> [WORK INSTRUCTION]
Please output, without any change, the lines of the material below from the very first through the one with "### Step 2. Preparing the start".

> [SUPPLIED ENTRIES]
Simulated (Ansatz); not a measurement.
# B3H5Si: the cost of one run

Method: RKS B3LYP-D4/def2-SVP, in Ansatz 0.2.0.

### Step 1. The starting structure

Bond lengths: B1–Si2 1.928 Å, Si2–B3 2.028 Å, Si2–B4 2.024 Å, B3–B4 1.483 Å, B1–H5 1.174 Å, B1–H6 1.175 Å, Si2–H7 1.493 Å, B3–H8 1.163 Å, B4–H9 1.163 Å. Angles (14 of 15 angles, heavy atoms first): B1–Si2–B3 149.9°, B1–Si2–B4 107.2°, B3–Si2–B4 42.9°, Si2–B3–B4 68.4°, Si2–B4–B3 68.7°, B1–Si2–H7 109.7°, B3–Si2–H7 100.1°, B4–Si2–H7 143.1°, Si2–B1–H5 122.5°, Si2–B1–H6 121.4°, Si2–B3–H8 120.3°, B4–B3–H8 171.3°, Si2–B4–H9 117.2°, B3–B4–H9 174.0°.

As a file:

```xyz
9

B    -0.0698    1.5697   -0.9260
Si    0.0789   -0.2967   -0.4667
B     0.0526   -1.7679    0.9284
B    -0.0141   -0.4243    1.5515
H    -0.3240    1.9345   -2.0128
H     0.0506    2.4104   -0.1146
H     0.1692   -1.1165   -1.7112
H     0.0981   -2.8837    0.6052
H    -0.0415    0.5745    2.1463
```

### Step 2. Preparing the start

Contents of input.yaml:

> [EXERCISE RESULT]
Simulated (Ansatz); not a measurement.
# B3H5Si: the cost of one run

Method: RKS B3LYP-D4/def2-SVP, in Ansatz 0.2.0.

### Step 1. The starting structure

Bond lengths: B1–Si2 1.928 Å, Si2–B3 2.028 Å, Si2–B4 2.024 Å, B3–B4 1.483 Å, B1–H5 1.174 Å, B1–H6 1.175 Å, Si2–H7 1.493 Å, B3–H8 1.163 Å, B4–H9 1.163 Å. Angles (14 of 15 angles, heavy atoms first): B1–Si2–B3 149.9°, B1–Si2–B4 107.2°, B3–Si2–B4 42.9°, Si2–B3–B4 68.4°, Si2–B4–B3 68.7°, B1–Si2–H7 109.7°, B3–Si2–H7 100.1°, B4–Si2–H7 143.1°, Si2–B1–H5 122.5°, Si2–B1–H6 121.4°, Si2–B3–H8 120.3°, B4–B3–H8 171.3°, Si2–B4–H9 117.2°, B3–B4–H9 174.0°.

As a file:

```xyz
9

B    -0.0698    1.5697   -0.9260
Si    0.0789   -0.2967   -0.4667
B     0.0526   -1.7679    0.9284
B    -0.0141   -0.4243    1.5515
H    -0.3240    1.9345   -2.0128
H     0.0506    2.4104   -0.1146
H     0.1692   -1.1165   -1.7112
H     0.0981   -2.8837    0.6052
H    -0.0415    0.5745    2.1463
```

### Step 2. Preparing the start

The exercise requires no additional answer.